Please output the data below exactly as given, starting at its first line and stopping after the line that contains "- nd = 9.28 (electrons per atom)".

START Input data

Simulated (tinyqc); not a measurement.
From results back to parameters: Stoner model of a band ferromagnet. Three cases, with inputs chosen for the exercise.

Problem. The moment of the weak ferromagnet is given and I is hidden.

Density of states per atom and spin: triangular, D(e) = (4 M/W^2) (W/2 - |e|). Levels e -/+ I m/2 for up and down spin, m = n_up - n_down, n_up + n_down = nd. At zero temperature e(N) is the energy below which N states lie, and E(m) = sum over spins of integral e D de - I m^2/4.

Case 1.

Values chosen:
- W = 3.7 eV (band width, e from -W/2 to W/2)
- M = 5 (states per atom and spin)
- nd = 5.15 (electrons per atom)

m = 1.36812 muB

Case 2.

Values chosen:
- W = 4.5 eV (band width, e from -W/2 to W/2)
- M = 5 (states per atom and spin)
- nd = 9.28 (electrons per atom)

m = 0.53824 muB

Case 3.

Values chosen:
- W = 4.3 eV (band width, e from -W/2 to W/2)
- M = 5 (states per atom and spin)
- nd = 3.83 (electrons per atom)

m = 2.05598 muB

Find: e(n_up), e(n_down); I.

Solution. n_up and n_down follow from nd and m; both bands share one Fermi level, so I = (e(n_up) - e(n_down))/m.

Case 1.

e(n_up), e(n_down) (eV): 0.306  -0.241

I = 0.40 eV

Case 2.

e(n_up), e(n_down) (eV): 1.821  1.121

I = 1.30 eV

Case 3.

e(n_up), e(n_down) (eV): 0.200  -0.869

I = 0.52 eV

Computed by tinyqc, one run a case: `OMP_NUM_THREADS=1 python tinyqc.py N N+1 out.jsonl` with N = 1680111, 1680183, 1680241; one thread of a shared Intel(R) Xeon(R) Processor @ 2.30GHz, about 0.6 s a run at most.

END Input data

▶ Problem solution
Simulated (tinyqc); not a measurement.
From results back to parameters: Stoner model of a band ferromagnet. Three cases, with inputs chosen for the exercise.

Problem. The moment of the weak ferromagnet is given and I is hidden.

Density of states per atom and spin: triangular, D(e) = (4 M/W^2) (W/2 - |e|). Levels e -/+ I m/2 for up and down spin, m = n_up - n_down, n_up + n_down = nd. At zero temperature e(N) is the energy below which N states lie, and E(m) = sum over spins of integral e D de - I m^2/4.

Case 1.

Values chosen:
- W = 3.7 eV (band width, e from -W/2 to W/2)
- M = 5 (states per atom and spin)
- nd = 5.15 (electrons per atom)

m = 1.36812 muB

Case 2.

Values chosen:
- W = 4.5 eV (band width, e from -W/2 to W/2)
- M = 5 (states per atom and spin)
- nd = 9.28 (electrons per atom)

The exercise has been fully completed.